EXTRACTED DATA: Begin
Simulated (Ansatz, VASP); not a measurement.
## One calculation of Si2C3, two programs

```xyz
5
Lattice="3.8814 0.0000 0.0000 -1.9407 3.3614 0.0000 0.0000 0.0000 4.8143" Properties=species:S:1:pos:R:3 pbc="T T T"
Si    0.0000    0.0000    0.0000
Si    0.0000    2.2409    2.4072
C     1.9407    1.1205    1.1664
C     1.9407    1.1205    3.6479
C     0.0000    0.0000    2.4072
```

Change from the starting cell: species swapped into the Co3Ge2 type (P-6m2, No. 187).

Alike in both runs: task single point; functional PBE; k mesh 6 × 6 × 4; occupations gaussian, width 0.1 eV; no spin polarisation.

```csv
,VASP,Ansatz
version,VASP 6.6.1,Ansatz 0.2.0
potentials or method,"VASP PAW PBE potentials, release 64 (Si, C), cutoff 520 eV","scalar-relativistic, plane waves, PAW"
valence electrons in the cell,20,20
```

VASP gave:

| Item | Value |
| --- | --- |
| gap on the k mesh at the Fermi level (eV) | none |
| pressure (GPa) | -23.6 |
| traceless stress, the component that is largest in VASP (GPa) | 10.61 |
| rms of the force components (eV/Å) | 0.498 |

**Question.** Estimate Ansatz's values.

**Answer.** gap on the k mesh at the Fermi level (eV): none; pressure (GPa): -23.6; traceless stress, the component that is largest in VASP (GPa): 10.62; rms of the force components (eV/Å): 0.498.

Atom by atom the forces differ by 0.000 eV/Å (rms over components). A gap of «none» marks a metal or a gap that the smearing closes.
EXTRACTED DATA: End

ASSIGNED TASK
Retype only the stretch of lines above starting at the one with "Estimate Ansatz's values." and stopping at the one with "components (eV/Å): 0.498.", exactly as written, with both kept.

TASK RESULT
**Question.** Estimate Ansatz's values.

**Answer.** gap on the k mesh at the Fermi level (eV): none; pressure (GPa): -23.6; traceless stress, the component that is largest in VASP (GPa): 10.62; rms of the force components (eV/Å): 0.498.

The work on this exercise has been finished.